# REQUIREMENT
Write out each entry word for word.

# SUPPLIED RECORDS
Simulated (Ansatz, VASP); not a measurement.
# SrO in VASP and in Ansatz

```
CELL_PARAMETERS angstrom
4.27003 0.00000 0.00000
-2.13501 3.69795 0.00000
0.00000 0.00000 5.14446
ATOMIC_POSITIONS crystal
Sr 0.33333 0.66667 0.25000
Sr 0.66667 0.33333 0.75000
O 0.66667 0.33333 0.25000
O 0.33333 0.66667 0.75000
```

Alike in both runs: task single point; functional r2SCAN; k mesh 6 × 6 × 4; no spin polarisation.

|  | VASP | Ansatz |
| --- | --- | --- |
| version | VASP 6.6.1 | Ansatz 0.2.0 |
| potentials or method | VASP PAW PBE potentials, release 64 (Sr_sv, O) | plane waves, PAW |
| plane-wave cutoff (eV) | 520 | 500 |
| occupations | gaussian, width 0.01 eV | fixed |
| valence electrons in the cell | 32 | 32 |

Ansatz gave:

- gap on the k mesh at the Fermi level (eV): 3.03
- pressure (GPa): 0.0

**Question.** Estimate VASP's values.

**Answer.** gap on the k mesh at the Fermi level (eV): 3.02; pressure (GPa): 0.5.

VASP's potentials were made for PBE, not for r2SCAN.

# EXERCISE RESPONSE
Simulated (Ansatz, VASP); not a measurement.
# SrO in VASP and in Ansatz

```
CELL_PARAMETERS angstrom
4.27003 0.00000 0.00000
-2.13501 3.69795 0.00000
0.00000 0.00000 5.14446
ATOMIC_POSITIONS crystal
Sr 0.33333 0.66667 0.25000
Sr 0.66667 0.33333 0.75000
O 0.66667 0.33333 0.25000
O 0.33333 0.66667 0.75000
```

Alike in both runs: task single point; functional r2SCAN; k mesh 6 × 6 × 4; no spin polarisation.

|  | VASP | Ansatz |
| --- | --- | --- |
| version | VASP 6.6.1 | Ansatz 0.2.0 |
| potentials or method | VASP PAW PBE potentials, release 64 (Sr_sv, O) | plane waves, PAW |
| plane-wave cutoff (eV) | 520 | 500 |
| occupations | gaussian, width 0.01 eV | fixed |
| valence electrons in the cell | 32 | 32 |

Ansatz gave:

- gap on the k mesh at the Fermi level (eV): 3.03
- pressure (GPa): 0.0

**Question.** Estimate VASP's values.

**Answer.** gap on the k mesh at the Fermi level (eV): 3.02; pressure (GPa): 0.5.

VASP's potentials were made for PBE, not for r2SCAN.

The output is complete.